-=-=-=-=-

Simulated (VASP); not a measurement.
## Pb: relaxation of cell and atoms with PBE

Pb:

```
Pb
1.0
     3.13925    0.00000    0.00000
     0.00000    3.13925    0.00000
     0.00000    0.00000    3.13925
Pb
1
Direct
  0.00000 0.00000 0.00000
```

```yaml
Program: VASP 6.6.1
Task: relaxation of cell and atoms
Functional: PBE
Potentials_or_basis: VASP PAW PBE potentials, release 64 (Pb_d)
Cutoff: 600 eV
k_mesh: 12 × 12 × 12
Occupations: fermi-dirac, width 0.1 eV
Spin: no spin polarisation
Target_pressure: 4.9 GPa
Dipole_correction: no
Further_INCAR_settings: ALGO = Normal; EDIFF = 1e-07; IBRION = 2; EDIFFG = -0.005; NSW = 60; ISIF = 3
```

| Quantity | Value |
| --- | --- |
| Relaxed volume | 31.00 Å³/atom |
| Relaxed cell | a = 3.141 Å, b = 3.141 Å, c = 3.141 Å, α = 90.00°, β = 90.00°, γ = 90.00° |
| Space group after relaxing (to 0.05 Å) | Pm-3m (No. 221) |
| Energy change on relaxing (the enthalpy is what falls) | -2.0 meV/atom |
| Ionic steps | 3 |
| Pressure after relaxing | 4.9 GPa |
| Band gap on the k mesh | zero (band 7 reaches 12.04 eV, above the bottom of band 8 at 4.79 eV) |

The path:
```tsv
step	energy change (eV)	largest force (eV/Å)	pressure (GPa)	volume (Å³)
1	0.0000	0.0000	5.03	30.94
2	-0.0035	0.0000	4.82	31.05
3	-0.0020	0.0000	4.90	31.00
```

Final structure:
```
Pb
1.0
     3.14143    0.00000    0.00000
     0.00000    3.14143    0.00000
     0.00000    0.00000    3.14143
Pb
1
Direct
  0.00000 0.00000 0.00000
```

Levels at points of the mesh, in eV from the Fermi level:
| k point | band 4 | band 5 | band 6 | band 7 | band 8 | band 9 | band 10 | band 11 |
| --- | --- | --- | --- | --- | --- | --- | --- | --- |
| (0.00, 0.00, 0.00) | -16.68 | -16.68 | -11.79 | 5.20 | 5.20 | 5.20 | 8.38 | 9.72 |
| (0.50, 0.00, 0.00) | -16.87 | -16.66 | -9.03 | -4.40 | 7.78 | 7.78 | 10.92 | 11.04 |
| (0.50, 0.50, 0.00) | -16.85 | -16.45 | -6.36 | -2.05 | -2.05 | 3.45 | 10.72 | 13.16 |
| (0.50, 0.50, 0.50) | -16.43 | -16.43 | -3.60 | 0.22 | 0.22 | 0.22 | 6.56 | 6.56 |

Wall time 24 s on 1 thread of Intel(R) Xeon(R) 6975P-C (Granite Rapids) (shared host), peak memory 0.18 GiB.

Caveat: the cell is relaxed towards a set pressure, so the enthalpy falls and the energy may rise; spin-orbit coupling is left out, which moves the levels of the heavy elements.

-=-=-=-=-

### ASSIGNMENT
Output the material above exactly, but only from the line that carries "8.38 | 9.72 |" through the line that carries "Wall time 24".

### WORKED SOLUTION
| (0.00, 0.00, 0.00) | -16.68 | -16.68 | -11.79 | 5.20 | 5.20 | 5.20 | 8.38 | 9.72 |
| (0.50, 0.00, 0.00) | -16.87 | -16.66 | -9.03 | -4.40 | 7.78 | 7.78 | 10.92 | 11.04 |
| (0.50, 0.50, 0.00) | -16.85 | -16.45 | -6.36 | -2.05 | -2.05 | 3.45 | 10.72 | 13.16 |
| (0.50, 0.50, 0.50) | -16.43 | -16.43 | -3.60 | 0.22 | 0.22 | 0.22 | 6.56 | 6.56 |

Wall time 24 s on 1 thread of Intel(R) Xeon(R) 6975P-C (Granite Rapids) (shared host), peak memory 0.18 GiB.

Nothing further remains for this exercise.